In the listing below, repeat exactly every line from the first through the line containing "### 2 A single-point", with nothing else.

[[ Exercise data, beginning ]]

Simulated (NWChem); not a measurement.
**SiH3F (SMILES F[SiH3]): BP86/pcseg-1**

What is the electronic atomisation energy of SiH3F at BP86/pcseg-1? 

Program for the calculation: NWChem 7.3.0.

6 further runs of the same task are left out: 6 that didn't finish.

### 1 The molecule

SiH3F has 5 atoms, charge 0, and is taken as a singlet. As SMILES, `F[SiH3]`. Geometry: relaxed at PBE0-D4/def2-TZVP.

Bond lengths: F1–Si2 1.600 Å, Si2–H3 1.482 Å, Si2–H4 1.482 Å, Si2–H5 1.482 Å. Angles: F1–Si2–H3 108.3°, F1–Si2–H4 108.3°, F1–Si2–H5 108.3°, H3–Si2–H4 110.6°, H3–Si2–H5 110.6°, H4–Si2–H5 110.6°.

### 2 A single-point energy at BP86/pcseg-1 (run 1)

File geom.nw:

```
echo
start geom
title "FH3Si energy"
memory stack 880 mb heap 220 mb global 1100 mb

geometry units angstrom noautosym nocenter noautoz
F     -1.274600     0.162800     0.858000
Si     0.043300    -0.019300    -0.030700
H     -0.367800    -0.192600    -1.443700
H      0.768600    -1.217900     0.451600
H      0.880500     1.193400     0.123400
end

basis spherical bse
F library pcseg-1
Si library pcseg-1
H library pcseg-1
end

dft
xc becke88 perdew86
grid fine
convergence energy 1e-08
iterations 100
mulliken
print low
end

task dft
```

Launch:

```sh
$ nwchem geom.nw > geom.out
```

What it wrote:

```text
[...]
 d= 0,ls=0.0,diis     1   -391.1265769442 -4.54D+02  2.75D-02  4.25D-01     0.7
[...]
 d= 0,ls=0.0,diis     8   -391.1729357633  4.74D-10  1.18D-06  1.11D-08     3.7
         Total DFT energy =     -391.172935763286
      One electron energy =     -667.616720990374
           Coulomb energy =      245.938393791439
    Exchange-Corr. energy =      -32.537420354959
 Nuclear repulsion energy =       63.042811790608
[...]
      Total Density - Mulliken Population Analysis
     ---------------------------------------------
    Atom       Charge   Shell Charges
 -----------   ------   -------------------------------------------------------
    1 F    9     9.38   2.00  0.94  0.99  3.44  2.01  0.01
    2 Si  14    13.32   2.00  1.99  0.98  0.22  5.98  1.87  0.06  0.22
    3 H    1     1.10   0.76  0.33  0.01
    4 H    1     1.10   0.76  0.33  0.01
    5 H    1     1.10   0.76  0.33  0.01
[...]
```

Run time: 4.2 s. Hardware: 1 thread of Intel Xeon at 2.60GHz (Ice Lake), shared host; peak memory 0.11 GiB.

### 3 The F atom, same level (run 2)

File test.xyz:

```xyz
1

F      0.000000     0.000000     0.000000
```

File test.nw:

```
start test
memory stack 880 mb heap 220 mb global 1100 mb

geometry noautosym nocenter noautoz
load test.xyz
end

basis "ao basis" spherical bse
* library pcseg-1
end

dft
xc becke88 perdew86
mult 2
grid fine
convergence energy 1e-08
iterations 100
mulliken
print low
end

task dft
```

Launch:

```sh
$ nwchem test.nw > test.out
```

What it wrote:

[[ Exercise data, end ]]

Response:
Simulated (NWChem); not a measurement.
**SiH3F (SMILES F[SiH3]): BP86/pcseg-1**

What is the electronic atomisation energy of SiH3F at BP86/pcseg-1? 

Program for the calculation: NWChem 7.3.0.

6 further runs of the same task are left out: 6 that didn't finish.

### 1 The molecule

SiH3F has 5 atoms, charge 0, and is taken as a singlet. As SMILES, `F[SiH3]`. Geometry: relaxed at PBE0-D4/def2-TZVP.

Bond lengths: F1–Si2 1.600 Å, Si2–H3 1.482 Å, Si2–H4 1.482 Å, Si2–H5 1.482 Å. Angles: F1–Si2–H3 108.3°, F1–Si2–H4 108.3°, F1–Si2–H5 108.3°, H3–Si2–H4 110.6°, H3–Si2–H5 110.6°, H4–Si2–H5 110.6°.

### 2 A single-point energy at BP86/pcseg-1 (run 1)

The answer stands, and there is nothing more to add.